## SUPPLIED ENTRIES
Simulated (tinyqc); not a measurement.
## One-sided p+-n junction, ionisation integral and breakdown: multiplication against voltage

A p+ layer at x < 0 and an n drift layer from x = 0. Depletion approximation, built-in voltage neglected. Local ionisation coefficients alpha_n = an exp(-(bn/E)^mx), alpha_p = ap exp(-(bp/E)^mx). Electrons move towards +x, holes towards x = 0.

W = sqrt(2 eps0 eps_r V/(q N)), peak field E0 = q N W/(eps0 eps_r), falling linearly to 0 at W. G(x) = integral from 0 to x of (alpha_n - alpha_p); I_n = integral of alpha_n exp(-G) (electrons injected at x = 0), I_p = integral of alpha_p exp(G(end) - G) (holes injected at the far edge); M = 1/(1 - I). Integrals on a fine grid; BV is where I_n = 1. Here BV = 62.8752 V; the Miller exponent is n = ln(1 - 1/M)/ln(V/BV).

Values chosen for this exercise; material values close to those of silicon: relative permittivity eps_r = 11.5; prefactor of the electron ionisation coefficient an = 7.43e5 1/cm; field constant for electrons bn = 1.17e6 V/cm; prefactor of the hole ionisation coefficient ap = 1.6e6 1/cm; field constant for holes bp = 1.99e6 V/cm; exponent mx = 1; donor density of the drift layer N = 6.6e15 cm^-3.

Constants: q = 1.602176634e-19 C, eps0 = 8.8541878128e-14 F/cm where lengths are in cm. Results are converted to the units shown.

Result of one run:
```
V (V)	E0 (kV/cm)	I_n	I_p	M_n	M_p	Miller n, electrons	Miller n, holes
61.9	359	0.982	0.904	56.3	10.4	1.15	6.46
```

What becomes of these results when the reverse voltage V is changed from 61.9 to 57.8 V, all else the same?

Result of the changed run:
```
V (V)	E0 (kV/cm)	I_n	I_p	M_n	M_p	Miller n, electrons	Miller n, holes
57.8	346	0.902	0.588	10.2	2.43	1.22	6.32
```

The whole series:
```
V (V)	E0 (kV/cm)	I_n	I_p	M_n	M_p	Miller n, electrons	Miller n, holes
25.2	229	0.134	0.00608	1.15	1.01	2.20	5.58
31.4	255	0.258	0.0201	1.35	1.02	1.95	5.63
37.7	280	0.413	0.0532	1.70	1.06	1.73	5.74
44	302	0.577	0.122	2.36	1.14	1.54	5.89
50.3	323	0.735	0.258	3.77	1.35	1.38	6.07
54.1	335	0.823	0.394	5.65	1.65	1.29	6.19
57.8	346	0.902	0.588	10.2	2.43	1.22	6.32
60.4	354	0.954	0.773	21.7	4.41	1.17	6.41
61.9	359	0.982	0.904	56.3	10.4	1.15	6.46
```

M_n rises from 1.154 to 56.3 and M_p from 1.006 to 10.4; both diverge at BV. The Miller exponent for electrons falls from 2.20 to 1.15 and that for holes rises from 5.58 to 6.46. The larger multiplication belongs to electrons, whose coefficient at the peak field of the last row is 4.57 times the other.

## BRIEF
Only the lines from the beginning of the data above through the line containing "## One-sided p+-n" should be repeated, exactly as they appear.

## RESPONSE
Simulated (tinyqc); not a measurement.
## One-sided p+-n junction, ionisation integral and breakdown: multiplication against voltage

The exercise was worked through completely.